(Source material Opens)

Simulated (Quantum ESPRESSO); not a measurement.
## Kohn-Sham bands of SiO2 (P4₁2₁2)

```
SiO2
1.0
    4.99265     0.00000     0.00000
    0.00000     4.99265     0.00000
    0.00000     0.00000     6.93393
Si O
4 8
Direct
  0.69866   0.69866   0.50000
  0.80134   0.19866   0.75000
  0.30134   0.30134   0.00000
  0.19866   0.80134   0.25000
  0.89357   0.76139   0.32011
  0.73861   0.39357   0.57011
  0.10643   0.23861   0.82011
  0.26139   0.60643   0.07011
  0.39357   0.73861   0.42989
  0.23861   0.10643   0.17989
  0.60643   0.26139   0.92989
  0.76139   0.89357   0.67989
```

(Source material Closes)

[Assignment] Give the listing above again in full, with no word altered.

[Exercise result]
Simulated (Quantum ESPRESSO); not a measurement.
## Kohn-Sham bands of SiO2 (P4₁2₁2)

```
SiO2
1.0
    4.99265     0.00000     0.00000
    0.00000     4.99265     0.00000
    0.00000     0.00000     6.93393
Si O
4 8
Direct
  0.69866   0.69866   0.50000
  0.80134   0.19866   0.75000
  0.30134   0.30134   0.00000
  0.19866   0.80134   0.25000
  0.89357   0.76139   0.32011
  0.73861   0.39357   0.57011
  0.10643   0.23861   0.82011
  0.26139   0.60643   0.07011
  0.39357   0.73861   0.42989
  0.23861   0.10643   0.17989
  0.60643   0.26139   0.92989
  0.76139   0.89357   0.67989
```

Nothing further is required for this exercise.